[Given information — start]
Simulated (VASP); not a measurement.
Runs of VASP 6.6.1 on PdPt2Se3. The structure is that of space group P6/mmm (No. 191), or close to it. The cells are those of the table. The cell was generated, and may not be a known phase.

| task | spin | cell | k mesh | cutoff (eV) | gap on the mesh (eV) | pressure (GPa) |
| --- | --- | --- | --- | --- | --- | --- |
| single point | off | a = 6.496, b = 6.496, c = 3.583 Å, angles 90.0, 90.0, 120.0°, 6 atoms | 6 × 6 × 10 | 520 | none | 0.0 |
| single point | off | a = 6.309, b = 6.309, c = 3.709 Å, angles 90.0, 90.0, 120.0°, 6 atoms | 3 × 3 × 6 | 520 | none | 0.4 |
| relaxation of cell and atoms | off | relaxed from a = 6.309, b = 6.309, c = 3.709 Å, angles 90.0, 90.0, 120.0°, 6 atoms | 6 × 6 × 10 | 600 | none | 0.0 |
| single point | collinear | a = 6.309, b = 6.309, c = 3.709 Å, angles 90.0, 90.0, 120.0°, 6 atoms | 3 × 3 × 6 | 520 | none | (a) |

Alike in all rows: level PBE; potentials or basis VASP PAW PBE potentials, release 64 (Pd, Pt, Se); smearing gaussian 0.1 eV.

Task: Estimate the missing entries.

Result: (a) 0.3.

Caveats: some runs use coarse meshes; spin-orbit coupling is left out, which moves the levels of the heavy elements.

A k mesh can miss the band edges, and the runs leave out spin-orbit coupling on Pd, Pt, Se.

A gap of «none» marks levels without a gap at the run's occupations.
[Given information — finish]

Work item =>
Since only part of the listing is wanted, copy exactly the lines from the one holding "none | 0.4 |" to the one holding "Result: (a) 0.3.", both included.

Worked solution =>
| single point | off | a = 6.309, b = 6.309, c = 3.709 Å, angles 90.0, 90.0, 120.0°, 6 atoms | 3 × 3 × 6 | 520 | none | 0.4 |
| relaxation of cell and atoms | off | relaxed from a = 6.309, b = 6.309, c = 3.709 Å, angles 90.0, 90.0, 120.0°, 6 atoms | 6 × 6 × 10 | 600 | none | 0.0 |
| single point | collinear | a = 6.309, b = 6.309, c = 3.709 Å, angles 90.0, 90.0, 120.0°, 6 atoms | 3 × 3 × 6 | 520 | none | (a) |

Alike in all rows: level PBE; potentials or basis VASP PAW PBE potentials, release 64 (Pd, Pt, Se); smearing gaussian 0.1 eV.

Task: Estimate the missing entries.

Result: (a) 0.3.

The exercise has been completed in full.